Repeat the entries below exactly. Begin with the first line and end with the line that contains "Geometry: B3LYP-D3(BJ)/def2-SVP. One".

━━━━━━━━━━━━━━━━
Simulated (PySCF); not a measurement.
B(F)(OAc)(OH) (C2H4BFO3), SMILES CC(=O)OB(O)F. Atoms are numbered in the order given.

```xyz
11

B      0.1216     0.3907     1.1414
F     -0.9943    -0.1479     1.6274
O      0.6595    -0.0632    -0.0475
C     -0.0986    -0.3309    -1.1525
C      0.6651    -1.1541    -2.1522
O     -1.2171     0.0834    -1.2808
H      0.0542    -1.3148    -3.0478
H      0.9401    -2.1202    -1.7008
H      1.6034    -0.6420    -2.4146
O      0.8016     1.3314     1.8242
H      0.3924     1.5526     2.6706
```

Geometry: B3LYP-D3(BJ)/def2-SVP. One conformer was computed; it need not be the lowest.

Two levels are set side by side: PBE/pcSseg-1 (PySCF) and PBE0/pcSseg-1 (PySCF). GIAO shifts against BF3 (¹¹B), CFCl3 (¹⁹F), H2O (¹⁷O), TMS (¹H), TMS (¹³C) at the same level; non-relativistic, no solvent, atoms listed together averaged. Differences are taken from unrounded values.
━━━━━━━━━━━━━━━━

TASK SOLUTION:
Simulated (PySCF); not a measurement.
B(F)(OAc)(OH) (C2H4BFO3), SMILES CC(=O)OB(O)F. Atoms are numbered in the order given.

```xyz
11

B      0.1216     0.3907     1.1414
F     -0.9943    -0.1479     1.6274
O      0.6595    -0.0632    -0.0475
C     -0.0986    -0.3309    -1.1525
C      0.6651    -1.1541    -2.1522
O     -1.2171     0.0834    -1.2808
H      0.0542    -1.3148    -3.0478
H      0.9401    -2.1202    -1.7008
H      1.6034    -0.6420    -2.4146
O      0.8016     1.3314     1.8242
H      0.3924     1.5526     2.6706
```

Geometry: B3LYP-D3(BJ)/def2-SVP. One conformer was computed; it need not be the lowest.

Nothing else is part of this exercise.